RECORDED INFORMATION
○ ○ ○ ○ ○
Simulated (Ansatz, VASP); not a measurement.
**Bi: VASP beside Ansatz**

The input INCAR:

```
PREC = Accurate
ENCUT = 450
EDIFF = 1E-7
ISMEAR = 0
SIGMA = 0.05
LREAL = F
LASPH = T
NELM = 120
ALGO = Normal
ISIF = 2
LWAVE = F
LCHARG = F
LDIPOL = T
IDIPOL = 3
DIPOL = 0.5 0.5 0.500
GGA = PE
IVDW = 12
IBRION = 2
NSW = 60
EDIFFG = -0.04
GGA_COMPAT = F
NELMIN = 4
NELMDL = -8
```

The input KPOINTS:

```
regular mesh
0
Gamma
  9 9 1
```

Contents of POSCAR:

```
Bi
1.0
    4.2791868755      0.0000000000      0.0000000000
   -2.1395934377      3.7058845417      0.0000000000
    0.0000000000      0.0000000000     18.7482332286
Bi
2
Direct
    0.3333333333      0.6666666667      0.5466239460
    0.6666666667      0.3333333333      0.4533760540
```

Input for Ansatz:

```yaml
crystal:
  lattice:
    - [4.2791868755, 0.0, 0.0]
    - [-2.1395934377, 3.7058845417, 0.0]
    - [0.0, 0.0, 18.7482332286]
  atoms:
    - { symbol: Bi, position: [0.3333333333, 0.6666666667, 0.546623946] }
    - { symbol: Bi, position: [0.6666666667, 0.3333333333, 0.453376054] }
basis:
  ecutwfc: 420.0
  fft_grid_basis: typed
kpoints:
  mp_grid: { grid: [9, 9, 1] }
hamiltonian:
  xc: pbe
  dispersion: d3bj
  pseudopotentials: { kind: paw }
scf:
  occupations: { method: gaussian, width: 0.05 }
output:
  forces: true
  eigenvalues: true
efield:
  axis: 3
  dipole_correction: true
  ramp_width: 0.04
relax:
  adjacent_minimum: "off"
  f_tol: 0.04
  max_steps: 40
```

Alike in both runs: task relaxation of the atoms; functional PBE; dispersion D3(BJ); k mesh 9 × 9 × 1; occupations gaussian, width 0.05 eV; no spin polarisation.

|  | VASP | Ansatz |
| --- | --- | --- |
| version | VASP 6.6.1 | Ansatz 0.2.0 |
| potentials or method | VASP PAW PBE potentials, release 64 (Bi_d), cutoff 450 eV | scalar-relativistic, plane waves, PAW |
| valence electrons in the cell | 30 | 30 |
○ ○ ○ ○ ○

REQUIRED ACTION
Return, word for word, every line from the top of the entries down to the line that holds "waves, PAW |", both included.

ANSWER SPACE
Simulated (Ansatz, VASP); not a measurement.
**Bi: VASP beside Ansatz**

The input INCAR:

```
PREC = Accurate
ENCUT = 450
EDIFF = 1E-7
ISMEAR = 0
SIGMA = 0.05
LREAL = F
LASPH = T
NELM = 120
ALGO = Normal
ISIF = 2
LWAVE = F
LCHARG = F
LDIPOL = T
IDIPOL = 3
DIPOL = 0.5 0.5 0.500
GGA = PE
IVDW = 12
IBRION = 2
NSW = 60
EDIFFG = -0.04
GGA_COMPAT = F
NELMIN = 4
NELMDL = -8
```

The input KPOINTS:

```
regular mesh
0
Gamma
  9 9 1
```

Contents of POSCAR:

```
Bi
1.0
    4.2791868755      0.0000000000      0.0000000000
   -2.1395934377      3.7058845417      0.0000000000
    0.0000000000      0.0000000000     18.7482332286
Bi
2
Direct
    0.3333333333      0.6666666667      0.5466239460
    0.6666666667      0.3333333333      0.4533760540
```

Input for Ansatz:

```yaml
crystal:
  lattice:
    - [4.2791868755, 0.0, 0.0]
    - [-2.1395934377, 3.7058845417, 0.0]
    - [0.0, 0.0, 18.7482332286]
  atoms:
    - { symbol: Bi, position: [0.3333333333, 0.6666666667, 0.546623946] }
    - { symbol: Bi, position: [0.6666666667, 0.3333333333, 0.453376054] }
basis:
  ecutwfc: 420.0
  fft_grid_basis: typed
kpoints:
  mp_grid: { grid: [9, 9, 1] }
hamiltonian:
  xc: pbe
  dispersion: d3bj
  pseudopotentials: { kind: paw }
scf:
  occupations: { method: gaussian, width: 0.05 }
output:
  forces: true
  eigenvalues: true
efield:
  axis: 3
  dipole_correction: true
  ramp_width: 0.04
relax:
  adjacent_minimum: "off"
  f_tol: 0.04
  max_steps: 40
```

Alike in both runs: task relaxation of the atoms; functional PBE; dispersion D3(BJ); k mesh 9 × 9 × 1; occupations gaussian, width 0.05 eV; no spin polarisation.

|  | VASP | Ansatz |
| --- | --- | --- |
| version | VASP 6.6.1 | Ansatz 0.2.0 |
| potentials or method | VASP PAW PBE potentials, release 64 (Bi_d), cutoff 450 eV | scalar-relativistic, plane waves, PAW |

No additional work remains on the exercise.